TASK ITEM:
Please repeat each line of the data exactly, with nothing left out.

DATA FOR ANALYSIS:
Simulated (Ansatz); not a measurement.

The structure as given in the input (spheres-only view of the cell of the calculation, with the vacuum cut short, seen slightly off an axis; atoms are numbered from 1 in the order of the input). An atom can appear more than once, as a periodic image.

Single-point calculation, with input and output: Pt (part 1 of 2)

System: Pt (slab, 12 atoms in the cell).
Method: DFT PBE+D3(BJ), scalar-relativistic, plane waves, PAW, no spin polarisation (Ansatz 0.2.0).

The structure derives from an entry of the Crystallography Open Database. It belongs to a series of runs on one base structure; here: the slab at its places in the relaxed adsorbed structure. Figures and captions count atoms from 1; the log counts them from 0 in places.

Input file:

EXERCISE SOLUTION:
Simulated (Ansatz); not a measurement.

The structure as given in the input (spheres-only view of the cell of the calculation, with the vacuum cut short, seen slightly off an axis; atoms are numbered from 1 in the order of the input). An atom can appear more than once, as a periodic image.

Single-point calculation, with input and output: Pt (part 1 of 2)

System: Pt (slab, 12 atoms in the cell).
Method: DFT PBE+D3(BJ), scalar-relativistic, plane waves, PAW, no spin polarisation (Ansatz 0.2.0).

The structure derives from an entry of the Crystallography Open Database. It belongs to a series of runs on one base structure; here: the slab at its places in the relaxed adsorbed structure. Figures and captions count atoms from 1; the log counts them from 0 in places.

Input file:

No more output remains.